| Data supplied |
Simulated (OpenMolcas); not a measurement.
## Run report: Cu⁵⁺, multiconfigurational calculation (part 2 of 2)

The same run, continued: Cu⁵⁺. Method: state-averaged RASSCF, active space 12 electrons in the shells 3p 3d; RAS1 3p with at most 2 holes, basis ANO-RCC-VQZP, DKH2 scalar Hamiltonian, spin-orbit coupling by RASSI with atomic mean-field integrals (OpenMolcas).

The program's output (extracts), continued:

| Work order |
From the entries above, give again exactly the lines running from the line with "## Run report: Cu⁵⁺, multiconfigurational" to the line with "The same run, continued: Cu⁵⁺."; include both of those lines.

| Exercise output |
## Run report: Cu⁵⁺, multiconfigurational calculation (part 2 of 2)

The same run, continued: Cu⁵⁺. Method: state-averaged RASSCF, active space 12 electrons in the shells 3p 3d; RAS1 3p with at most 2 holes, basis ANO-RCC-VQZP, DKH2 scalar Hamiltonian, spin-orbit coupling by RASSI with atomic mean-field integrals (OpenMolcas).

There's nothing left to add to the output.